■ **Entries provided**:
━━━━
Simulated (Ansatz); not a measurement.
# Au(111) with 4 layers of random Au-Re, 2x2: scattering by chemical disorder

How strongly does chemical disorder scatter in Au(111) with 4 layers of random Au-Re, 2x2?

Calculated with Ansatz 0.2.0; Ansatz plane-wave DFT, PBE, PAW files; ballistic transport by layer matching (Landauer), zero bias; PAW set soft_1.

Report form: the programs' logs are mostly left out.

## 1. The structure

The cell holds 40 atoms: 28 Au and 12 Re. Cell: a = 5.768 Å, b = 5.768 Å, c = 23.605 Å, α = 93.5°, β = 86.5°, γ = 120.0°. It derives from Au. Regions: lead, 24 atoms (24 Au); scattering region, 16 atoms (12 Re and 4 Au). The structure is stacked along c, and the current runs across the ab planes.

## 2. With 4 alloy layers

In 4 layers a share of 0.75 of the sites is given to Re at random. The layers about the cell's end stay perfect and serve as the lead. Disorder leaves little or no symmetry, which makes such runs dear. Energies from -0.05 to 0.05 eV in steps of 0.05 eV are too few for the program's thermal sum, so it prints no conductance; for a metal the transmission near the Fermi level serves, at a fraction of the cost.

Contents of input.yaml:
━━━━

■ **Work order**:
Only the lines from the beginning of the material through the line with "## 2. With 4 alloy layers" should appear in the answer, each copied exactly.

■ **Written solution**:
Simulated (Ansatz); not a measurement.
# Au(111) with 4 layers of random Au-Re, 2x2: scattering by chemical disorder

How strongly does chemical disorder scatter in Au(111) with 4 layers of random Au-Re, 2x2?

Calculated with Ansatz 0.2.0; Ansatz plane-wave DFT, PBE, PAW files; ballistic transport by layer matching (Landauer), zero bias; PAW set soft_1.

Report form: the programs' logs are mostly left out.

## 1. The structure

The cell holds 40 atoms: 28 Au and 12 Re. Cell: a = 5.768 Å, b = 5.768 Å, c = 23.605 Å, α = 93.5°, β = 86.5°, γ = 120.0°. It derives from Au. Regions: lead, 24 atoms (24 Au); scattering region, 16 atoms (12 Re and 4 Au). The structure is stacked along c, and the current runs across the ab planes.

## 2. With 4 alloy layers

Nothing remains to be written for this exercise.